# Activity
The output should match the data below line for line.

# # # #
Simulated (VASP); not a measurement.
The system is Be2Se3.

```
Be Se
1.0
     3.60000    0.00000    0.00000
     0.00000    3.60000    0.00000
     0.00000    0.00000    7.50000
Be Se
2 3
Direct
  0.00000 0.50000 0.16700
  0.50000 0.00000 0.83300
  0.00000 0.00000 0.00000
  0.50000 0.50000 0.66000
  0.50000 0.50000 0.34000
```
# # # #

# Worked solution
Simulated (VASP); not a measurement.
The system is Be2Se3.

```
Be Se
1.0
     3.60000    0.00000    0.00000
     0.00000    3.60000    0.00000
     0.00000    0.00000    7.50000
Be Se
2 3
Direct
  0.00000 0.50000 0.16700
  0.50000 0.00000 0.83300
  0.00000 0.00000 0.00000
  0.50000 0.50000 0.66000
  0.50000 0.50000 0.34000
```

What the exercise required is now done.